[ASSIGNED TASK]: Could you give the records below again exactly as they stand?

[DATASET EXTRACT]:
§

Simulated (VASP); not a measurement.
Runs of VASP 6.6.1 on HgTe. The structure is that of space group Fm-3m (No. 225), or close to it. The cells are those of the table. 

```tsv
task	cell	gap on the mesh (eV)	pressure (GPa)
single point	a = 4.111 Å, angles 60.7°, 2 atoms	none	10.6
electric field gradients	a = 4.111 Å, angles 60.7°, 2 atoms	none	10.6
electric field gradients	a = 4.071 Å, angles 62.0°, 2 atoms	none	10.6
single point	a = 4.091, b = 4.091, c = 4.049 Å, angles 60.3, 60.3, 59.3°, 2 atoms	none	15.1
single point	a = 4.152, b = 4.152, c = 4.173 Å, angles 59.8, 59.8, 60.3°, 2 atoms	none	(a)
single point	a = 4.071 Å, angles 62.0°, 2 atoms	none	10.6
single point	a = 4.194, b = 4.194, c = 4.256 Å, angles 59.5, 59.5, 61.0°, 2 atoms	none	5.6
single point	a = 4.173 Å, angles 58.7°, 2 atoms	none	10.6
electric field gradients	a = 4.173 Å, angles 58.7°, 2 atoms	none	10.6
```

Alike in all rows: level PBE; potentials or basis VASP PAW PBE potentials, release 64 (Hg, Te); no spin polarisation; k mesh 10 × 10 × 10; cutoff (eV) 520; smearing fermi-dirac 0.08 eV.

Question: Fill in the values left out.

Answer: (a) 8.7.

§

[EXERCISE SOLUTION]:
Simulated (VASP); not a measurement.
Runs of VASP 6.6.1 on HgTe. The structure is that of space group Fm-3m (No. 225), or close to it. The cells are those of the table. 

```tsv
task	cell	gap on the mesh (eV)	pressure (GPa)
single point	a = 4.111 Å, angles 60.7°, 2 atoms	none	10.6
electric field gradients	a = 4.111 Å, angles 60.7°, 2 atoms	none	10.6
electric field gradients	a = 4.071 Å, angles 62.0°, 2 atoms	none	10.6
single point	a = 4.091, b = 4.091, c = 4.049 Å, angles 60.3, 60.3, 59.3°, 2 atoms	none	15.1
single point	a = 4.152, b = 4.152, c = 4.173 Å, angles 59.8, 59.8, 60.3°, 2 atoms	none	(a)
single point	a = 4.071 Å, angles 62.0°, 2 atoms	none	10.6
single point	a = 4.194, b = 4.194, c = 4.256 Å, angles 59.5, 59.5, 61.0°, 2 atoms	none	5.6
single point	a = 4.173 Å, angles 58.7°, 2 atoms	none	10.6
electric field gradients	a = 4.173 Å, angles 58.7°, 2 atoms	none	10.6
```

Alike in all rows: level PBE; potentials or basis VASP PAW PBE potentials, release 64 (Hg, Te); no spin polarisation; k mesh 10 × 10 × 10; cutoff (eV) 520; smearing fermi-dirac 0.08 eV.

Question: Fill in the values left out.

Answer: (a) 8.7.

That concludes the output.